The line that contains "Atoms are numbered in this order, from 1." marks the end: retype the data below exactly from its first line through that line.

[The data — start]

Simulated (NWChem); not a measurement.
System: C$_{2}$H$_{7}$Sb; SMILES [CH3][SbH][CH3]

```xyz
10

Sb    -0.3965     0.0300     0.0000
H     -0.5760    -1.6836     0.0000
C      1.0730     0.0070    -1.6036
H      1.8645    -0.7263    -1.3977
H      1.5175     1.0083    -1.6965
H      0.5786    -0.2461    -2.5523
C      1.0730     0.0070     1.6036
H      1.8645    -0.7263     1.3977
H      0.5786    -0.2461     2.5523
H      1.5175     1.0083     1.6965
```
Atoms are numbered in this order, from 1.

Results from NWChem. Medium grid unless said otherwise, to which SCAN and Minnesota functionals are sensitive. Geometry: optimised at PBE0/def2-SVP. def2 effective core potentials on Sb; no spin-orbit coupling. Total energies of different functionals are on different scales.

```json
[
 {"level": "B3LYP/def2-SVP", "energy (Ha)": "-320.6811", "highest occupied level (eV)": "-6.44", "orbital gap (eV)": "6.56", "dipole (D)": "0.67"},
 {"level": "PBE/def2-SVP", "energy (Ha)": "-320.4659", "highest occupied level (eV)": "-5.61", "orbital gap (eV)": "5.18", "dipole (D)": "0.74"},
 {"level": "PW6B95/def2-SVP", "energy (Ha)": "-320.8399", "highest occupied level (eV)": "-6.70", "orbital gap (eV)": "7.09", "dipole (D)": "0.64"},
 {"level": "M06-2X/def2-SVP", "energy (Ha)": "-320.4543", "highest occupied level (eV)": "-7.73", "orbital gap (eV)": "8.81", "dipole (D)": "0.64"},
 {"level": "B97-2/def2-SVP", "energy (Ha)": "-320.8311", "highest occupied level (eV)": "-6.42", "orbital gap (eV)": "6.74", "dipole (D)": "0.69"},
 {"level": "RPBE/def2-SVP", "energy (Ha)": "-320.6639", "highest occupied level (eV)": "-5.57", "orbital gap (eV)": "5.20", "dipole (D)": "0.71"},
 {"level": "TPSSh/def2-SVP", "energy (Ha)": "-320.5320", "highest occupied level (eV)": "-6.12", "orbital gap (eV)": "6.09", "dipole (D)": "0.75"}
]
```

[The data — finish]

• [Result]:
Simulated (NWChem); not a measurement.
System: C$_{2}$H$_{7}$Sb; SMILES [CH3][SbH][CH3]

```xyz
10

Sb    -0.3965     0.0300     0.0000
H     -0.5760    -1.6836     0.0000
C      1.0730     0.0070    -1.6036
H      1.8645    -0.7263    -1.3977
H      1.5175     1.0083    -1.6965
H      0.5786    -0.2461    -2.5523
C      1.0730     0.0070     1.6036
H      1.8645    -0.7263     1.3977
H      0.5786    -0.2461     2.5523
H      1.5175     1.0083     1.6965
```
Atoms are numbered in this order, from 1.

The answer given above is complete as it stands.